## WORK INSTRUCTION
For every record here, output an exact copy.

## GIVEN INFORMATION

BEGIN

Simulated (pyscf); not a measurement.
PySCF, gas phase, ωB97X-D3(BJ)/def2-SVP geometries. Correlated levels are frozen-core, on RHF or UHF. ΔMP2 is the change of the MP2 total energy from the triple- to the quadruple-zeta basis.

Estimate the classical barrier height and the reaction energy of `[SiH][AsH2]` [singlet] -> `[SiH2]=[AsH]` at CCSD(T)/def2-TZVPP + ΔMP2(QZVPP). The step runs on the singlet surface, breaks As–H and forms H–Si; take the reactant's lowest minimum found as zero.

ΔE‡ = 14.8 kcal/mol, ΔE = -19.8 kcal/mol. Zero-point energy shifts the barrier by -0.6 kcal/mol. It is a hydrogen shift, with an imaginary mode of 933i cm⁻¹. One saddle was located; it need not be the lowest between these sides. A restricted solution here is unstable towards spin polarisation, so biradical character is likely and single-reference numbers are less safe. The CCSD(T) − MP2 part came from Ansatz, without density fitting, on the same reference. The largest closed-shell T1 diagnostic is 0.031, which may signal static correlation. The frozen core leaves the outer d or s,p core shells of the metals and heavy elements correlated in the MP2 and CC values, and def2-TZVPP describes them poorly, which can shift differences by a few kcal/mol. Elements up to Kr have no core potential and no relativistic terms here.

END

## RESPONSE
Simulated (pyscf); not a measurement.
PySCF, gas phase, ωB97X-D3(BJ)/def2-SVP geometries. Correlated levels are frozen-core, on RHF or UHF. ΔMP2 is the change of the MP2 total energy from the triple- to the quadruple-zeta basis.

Estimate the classical barrier height and the reaction energy of `[SiH][AsH2]` [singlet] -> `[SiH2]=[AsH]` at CCSD(T)/def2-TZVPP + ΔMP2(QZVPP). The step runs on the singlet surface, breaks As–H and forms H–Si; take the reactant's lowest minimum found as zero.

ΔE‡ = 14.8 kcal/mol, ΔE = -19.8 kcal/mol. Zero-point energy shifts the barrier by -0.6 kcal/mol. It is a hydrogen shift, with an imaginary mode of 933i cm⁻¹. One saddle was located; it need not be the lowest between these sides. A restricted solution here is unstable towards spin polarisation, so biradical character is likely and single-reference numbers are less safe. The CCSD(T) − MP2 part came from Ansatz, without density fitting, on the same reference. The largest closed-shell T1 diagnostic is 0.031, which may signal static correlation. The frozen core leaves the outer d or s,p core shells of the metals and heavy elements correlated in the MP2 and CC values, and def2-TZVPP describes them poorly, which can shift differences by a few kcal/mol. Elements up to Kr have no core potential and no relativistic terms here.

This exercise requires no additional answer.